— Assignment —
Every line below between the line holding "All values below" and the line holding "14 electronic steps.", inclusive, should be repeated exactly, and all other lines omitted.

::: Data for analysis :::
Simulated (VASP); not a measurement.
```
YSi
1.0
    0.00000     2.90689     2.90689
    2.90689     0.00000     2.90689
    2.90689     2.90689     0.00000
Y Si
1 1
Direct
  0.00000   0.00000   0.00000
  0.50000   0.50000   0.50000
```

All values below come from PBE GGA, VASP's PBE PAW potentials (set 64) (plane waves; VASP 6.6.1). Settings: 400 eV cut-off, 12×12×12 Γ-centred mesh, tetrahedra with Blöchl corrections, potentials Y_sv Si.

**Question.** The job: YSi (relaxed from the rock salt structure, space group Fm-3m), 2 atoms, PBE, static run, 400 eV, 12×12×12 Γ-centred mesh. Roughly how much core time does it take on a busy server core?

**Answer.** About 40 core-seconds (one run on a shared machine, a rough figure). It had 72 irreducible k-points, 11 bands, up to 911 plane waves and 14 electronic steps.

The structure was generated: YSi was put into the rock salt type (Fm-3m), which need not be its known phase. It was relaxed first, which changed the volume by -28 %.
:::

— Task solution —
All values below come from PBE GGA, VASP's PBE PAW potentials (set 64) (plane waves; VASP 6.6.1). Settings: 400 eV cut-off, 12×12×12 Γ-centred mesh, tetrahedra with Blöchl corrections, potentials Y_sv Si.

**Question.** The job: YSi (relaxed from the rock salt structure, space group Fm-3m), 2 atoms, PBE, static run, 400 eV, 12×12×12 Γ-centred mesh. Roughly how much core time does it take on a busy server core?

**Answer.** About 40 core-seconds (one run on a shared machine, a rough figure). It had 72 irreducible k-points, 11 bands, up to 911 plane waves and 14 electronic steps.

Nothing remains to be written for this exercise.